Work request | Each line of the listing below should come back exactly as it is.

***

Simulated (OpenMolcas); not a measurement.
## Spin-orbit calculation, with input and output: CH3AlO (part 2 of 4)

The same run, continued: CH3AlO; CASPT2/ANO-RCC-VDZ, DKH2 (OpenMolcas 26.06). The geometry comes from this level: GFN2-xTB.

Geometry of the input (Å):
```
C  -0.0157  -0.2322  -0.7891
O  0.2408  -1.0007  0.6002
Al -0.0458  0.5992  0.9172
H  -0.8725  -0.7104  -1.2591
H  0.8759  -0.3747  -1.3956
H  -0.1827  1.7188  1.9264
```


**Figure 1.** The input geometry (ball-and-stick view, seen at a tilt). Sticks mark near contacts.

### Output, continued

***

Exercise answer |
Simulated (OpenMolcas); not a measurement.
## Spin-orbit calculation, with input and output: CH3AlO (part 2 of 4)

The same run, continued: CH3AlO; CASPT2/ANO-RCC-VDZ, DKH2 (OpenMolcas 26.06). The geometry comes from this level: GFN2-xTB.

Geometry of the input (Å):
```
C  -0.0157  -0.2322  -0.7891
O  0.2408  -1.0007  0.6002
Al -0.0458  0.5992  0.9172
H  -0.8725  -0.7104  -1.2591
H  0.8759  -0.3747  -1.3956
H  -0.1827  1.7188  1.9264
```


**Figure 1.** The input geometry (ball-and-stick view, seen at a tilt). Sticks mark near contacts.

### Output, continued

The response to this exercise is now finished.